## Required action
Once the line with "520 | 420 |" is found in the entries below, print it and each following line exactly, stopping after the line with "The two sets"; print nothing else.

-- Recorded information follows --
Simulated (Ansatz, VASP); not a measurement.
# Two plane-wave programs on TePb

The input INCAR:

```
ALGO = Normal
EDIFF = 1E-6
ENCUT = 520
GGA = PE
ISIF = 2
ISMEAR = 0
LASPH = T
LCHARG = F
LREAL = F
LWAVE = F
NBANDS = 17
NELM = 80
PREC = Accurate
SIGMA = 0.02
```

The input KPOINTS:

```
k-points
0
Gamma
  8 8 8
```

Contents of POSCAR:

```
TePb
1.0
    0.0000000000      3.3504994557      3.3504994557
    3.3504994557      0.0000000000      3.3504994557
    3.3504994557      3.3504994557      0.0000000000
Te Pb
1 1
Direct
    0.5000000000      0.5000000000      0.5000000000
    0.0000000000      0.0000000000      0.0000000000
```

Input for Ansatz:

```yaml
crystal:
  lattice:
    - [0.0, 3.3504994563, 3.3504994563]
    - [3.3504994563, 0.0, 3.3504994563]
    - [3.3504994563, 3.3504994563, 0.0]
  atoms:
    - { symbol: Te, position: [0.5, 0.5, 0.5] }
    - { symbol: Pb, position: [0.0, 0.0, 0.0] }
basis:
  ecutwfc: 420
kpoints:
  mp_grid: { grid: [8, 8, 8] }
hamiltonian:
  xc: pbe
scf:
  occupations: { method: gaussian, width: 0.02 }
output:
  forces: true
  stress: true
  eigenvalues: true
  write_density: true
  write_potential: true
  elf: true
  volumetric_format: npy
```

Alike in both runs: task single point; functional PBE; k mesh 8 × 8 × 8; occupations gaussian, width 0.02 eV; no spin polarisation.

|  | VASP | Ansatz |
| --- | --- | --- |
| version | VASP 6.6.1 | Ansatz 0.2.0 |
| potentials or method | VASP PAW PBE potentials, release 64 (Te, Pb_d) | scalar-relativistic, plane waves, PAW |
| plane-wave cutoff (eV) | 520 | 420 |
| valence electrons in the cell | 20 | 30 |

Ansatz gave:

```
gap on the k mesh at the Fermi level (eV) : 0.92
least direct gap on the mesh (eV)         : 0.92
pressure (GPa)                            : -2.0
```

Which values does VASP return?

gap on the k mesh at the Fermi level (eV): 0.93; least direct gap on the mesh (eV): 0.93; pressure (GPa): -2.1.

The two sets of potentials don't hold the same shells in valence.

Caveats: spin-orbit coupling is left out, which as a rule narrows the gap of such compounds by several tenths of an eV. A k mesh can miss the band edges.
-- Recorded information concluded --

## Written response
| plane-wave cutoff (eV) | 520 | 420 |
| valence electrons in the cell | 20 | 30 |

Ansatz gave:

```
gap on the k mesh at the Fermi level (eV) : 0.92
least direct gap on the mesh (eV)         : 0.92
pressure (GPa)                            : -2.0
```

Which values does VASP return?

gap on the k mesh at the Fermi level (eV): 0.93; least direct gap on the mesh (eV): 0.93; pressure (GPa): -2.1.

The two sets of potentials don't hold the same shells in valence.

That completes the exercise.